(Beginning of ENTRIES SHOWN)

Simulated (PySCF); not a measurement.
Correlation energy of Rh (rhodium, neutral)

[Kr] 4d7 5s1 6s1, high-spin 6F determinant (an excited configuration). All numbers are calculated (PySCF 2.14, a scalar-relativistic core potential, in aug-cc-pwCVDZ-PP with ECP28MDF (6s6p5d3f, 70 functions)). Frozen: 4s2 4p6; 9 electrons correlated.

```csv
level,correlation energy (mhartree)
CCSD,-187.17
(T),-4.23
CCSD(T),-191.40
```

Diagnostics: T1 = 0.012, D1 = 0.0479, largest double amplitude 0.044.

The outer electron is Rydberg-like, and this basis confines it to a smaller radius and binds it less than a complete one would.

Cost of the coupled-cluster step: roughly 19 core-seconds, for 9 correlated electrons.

(End of ENTRIES SHOWN)

Return only the stretch of the material above from the line holding "[Kr] 4d7 5s1" through the line holding "The outer electron", copied exactly.

*WRITTEN SOLUTION*.
[Kr] 4d7 5s1 6s1, high-spin 6F determinant (an excited configuration). All numbers are calculated (PySCF 2.14, a scalar-relativistic core potential, in aug-cc-pwCVDZ-PP with ECP28MDF (6s6p5d3f, 70 functions)). Frozen: 4s2 4p6; 9 electrons correlated.

```csv
level,correlation energy (mhartree)
CCSD,-187.17
(T),-4.23
CCSD(T),-191.40
```

Diagnostics: T1 = 0.012, D1 = 0.0479, largest double amplitude 0.044.

The outer electron is Rydberg-like, and this basis confines it to a smaller radius and binds it less than a complete one would.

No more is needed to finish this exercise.